• _WORK ITEM_
Retype the data that follows with no alterations, please.

• _DATA SECTION_
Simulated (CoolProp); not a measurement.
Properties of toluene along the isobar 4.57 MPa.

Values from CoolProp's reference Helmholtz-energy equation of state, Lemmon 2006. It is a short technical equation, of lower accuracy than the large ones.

• _EXERCISE RESPONSE_
Simulated (CoolProp); not a measurement.
Properties of toluene along the isobar 4.57 MPa.

Values from CoolProp's reference Helmholtz-energy equation of state, Lemmon 2006. It is a short technical equation, of lower accuracy than the large ones.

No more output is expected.